◆ Task item
Go through the following data and transcribe exactly the stretch of lines from the one holding "energy (Eh) |" to the one holding "A: ΔE = (-880.33834)", both included.

◆ Dataset entries
Segment Open

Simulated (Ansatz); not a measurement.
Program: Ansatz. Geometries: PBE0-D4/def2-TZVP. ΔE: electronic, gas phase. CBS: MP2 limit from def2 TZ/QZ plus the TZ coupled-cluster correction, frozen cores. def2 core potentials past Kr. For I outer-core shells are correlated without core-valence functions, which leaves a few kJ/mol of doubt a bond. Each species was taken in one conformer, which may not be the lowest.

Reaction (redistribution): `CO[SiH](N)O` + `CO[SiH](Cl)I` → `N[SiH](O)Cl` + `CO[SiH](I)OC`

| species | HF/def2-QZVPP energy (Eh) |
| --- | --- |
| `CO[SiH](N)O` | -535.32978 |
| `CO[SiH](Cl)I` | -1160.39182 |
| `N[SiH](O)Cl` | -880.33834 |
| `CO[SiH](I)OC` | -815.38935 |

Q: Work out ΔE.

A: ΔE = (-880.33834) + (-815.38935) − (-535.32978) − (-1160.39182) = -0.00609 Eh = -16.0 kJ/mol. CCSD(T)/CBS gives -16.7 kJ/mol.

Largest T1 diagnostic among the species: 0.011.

Segment Closed

◆ Answer space
| species | HF/def2-QZVPP energy (Eh) |
| --- | --- |
| `CO[SiH](N)O` | -535.32978 |
| `CO[SiH](Cl)I` | -1160.39182 |
| `N[SiH](O)Cl` | -880.33834 |
| `CO[SiH](I)OC` | -815.38935 |

Q: Work out ΔE.

A: ΔE = (-880.33834) + (-815.38935) − (-535.32978) − (-1160.39182) = -0.00609 Eh = -16.0 kJ/mol. CCSD(T)/CBS gives -16.7 kJ/mol.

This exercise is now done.